* Provided information

[Start of section]

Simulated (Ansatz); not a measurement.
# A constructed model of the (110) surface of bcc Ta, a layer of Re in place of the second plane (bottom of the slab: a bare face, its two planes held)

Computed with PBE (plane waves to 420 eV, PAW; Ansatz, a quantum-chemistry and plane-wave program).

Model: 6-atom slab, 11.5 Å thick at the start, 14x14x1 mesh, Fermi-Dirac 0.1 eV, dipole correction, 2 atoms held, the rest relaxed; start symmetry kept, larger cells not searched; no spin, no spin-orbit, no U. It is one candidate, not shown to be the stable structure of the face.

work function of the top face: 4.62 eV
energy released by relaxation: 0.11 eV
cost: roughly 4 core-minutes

[End of section]

* Exercise
Restate, please, word for word the span of records running from the first line to the line bearing "energy released by relaxation: 0.11 eV", both included, and nothing outside it.

* Written solution
Simulated (Ansatz); not a measurement.
# A constructed model of the (110) surface of bcc Ta, a layer of Re in place of the second plane (bottom of the slab: a bare face, its two planes held)

Computed with PBE (plane waves to 420 eV, PAW; Ansatz, a quantum-chemistry and plane-wave program).

Model: 6-atom slab, 11.5 Å thick at the start, 14x14x1 mesh, Fermi-Dirac 0.1 eV, dipole correction, 2 atoms held, the rest relaxed; start symmetry kept, larger cells not searched; no spin, no spin-orbit, no U. It is one candidate, not shown to be the stable structure of the face.

work function of the top face: 4.62 eV
energy released by relaxation: 0.11 eV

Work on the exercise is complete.